**BRIEF**
Look below for the line containing "Alike in all"; from there, print each line exactly up to and including the line containing "Caveats: the PAW", and stop.

────────────────
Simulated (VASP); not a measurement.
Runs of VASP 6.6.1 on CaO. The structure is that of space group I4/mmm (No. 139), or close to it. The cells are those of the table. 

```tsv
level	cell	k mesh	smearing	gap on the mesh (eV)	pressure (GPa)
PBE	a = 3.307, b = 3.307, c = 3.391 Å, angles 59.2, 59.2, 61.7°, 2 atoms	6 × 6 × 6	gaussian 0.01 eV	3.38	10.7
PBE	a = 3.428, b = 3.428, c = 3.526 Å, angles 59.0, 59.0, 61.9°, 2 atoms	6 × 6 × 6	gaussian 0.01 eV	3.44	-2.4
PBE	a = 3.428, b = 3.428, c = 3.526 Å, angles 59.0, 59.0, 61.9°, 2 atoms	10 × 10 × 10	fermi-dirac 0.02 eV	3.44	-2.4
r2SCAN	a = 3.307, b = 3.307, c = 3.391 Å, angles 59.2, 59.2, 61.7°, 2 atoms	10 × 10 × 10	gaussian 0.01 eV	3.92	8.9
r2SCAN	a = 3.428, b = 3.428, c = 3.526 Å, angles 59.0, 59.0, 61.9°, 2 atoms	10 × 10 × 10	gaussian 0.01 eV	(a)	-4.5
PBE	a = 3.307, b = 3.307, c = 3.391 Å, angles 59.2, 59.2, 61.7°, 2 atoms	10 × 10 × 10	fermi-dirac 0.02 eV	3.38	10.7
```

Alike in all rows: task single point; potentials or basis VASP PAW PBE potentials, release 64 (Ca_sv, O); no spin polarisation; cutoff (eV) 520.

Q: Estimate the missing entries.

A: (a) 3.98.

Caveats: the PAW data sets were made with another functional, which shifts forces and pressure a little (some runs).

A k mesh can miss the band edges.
────────────────

**EXERCISE RESPONSE**
Alike in all rows: task single point; potentials or basis VASP PAW PBE potentials, release 64 (Ca_sv, O); no spin polarisation; cutoff (eV) 520.

Q: Estimate the missing entries.

A: (a) 3.98.

Caveats: the PAW data sets were made with another functional, which shifts forces and pressure a little (some runs).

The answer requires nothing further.